:: Excerpted records ::
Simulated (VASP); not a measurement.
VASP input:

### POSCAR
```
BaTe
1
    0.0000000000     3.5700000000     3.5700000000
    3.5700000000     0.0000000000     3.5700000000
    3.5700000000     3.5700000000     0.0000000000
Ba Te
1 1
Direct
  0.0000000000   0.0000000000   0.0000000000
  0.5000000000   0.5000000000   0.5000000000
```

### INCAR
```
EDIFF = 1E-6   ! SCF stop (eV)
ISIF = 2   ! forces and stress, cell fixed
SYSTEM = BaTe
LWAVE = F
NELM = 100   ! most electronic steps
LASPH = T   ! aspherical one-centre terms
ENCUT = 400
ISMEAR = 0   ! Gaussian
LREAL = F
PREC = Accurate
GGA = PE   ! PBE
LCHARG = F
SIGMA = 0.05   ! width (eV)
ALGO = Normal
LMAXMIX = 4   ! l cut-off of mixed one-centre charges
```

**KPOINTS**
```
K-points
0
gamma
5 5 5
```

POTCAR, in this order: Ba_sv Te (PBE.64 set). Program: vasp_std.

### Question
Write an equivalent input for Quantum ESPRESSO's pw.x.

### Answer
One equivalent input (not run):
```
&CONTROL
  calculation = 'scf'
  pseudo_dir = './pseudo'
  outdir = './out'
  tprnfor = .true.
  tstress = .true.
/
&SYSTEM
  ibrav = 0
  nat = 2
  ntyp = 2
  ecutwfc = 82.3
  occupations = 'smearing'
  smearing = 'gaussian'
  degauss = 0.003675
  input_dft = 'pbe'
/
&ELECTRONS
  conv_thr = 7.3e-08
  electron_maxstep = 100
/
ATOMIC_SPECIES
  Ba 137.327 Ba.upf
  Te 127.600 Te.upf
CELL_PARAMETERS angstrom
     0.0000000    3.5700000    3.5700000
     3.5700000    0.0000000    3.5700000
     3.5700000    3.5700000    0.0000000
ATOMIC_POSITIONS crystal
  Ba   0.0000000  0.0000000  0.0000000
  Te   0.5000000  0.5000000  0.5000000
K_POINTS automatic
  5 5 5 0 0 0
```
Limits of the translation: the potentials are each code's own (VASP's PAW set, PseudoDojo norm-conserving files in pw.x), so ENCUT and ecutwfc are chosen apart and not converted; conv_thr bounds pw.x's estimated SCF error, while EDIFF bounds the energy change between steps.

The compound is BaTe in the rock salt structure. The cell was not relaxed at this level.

:: Work request ::
Using only the listing above, restate exactly the lines from the line containing "One equivalent input" through the line containing "Limits of the", both included.

:: Answer section ::
One equivalent input (not run):
```
&CONTROL
  calculation = 'scf'
  pseudo_dir = './pseudo'
  outdir = './out'
  tprnfor = .true.
  tstress = .true.
/
&SYSTEM
  ibrav = 0
  nat = 2
  ntyp = 2
  ecutwfc = 82.3
  occupations = 'smearing'
  smearing = 'gaussian'
  degauss = 0.003675
  input_dft = 'pbe'
/
&ELECTRONS
  conv_thr = 7.3e-08
  electron_maxstep = 100
/
ATOMIC_SPECIES
  Ba 137.327 Ba.upf
  Te 127.600 Te.upf
CELL_PARAMETERS angstrom
     0.0000000    3.5700000    3.5700000
     3.5700000    0.0000000    3.5700000
     3.5700000    3.5700000    0.0000000
ATOMIC_POSITIONS crystal
  Ba   0.0000000  0.0000000  0.0000000
  Te   0.5000000  0.5000000  0.5000000
K_POINTS automatic
  5 5 5 0 0 0
```
Limits of the translation: the potentials are each code's own (VASP's PAW set, PseudoDojo norm-conserving files in pw.x), so ENCUT and ecutwfc are chosen apart and not converted; conv_thr bounds pw.x's estimated SCF error, while EDIFF bounds the energy change between steps.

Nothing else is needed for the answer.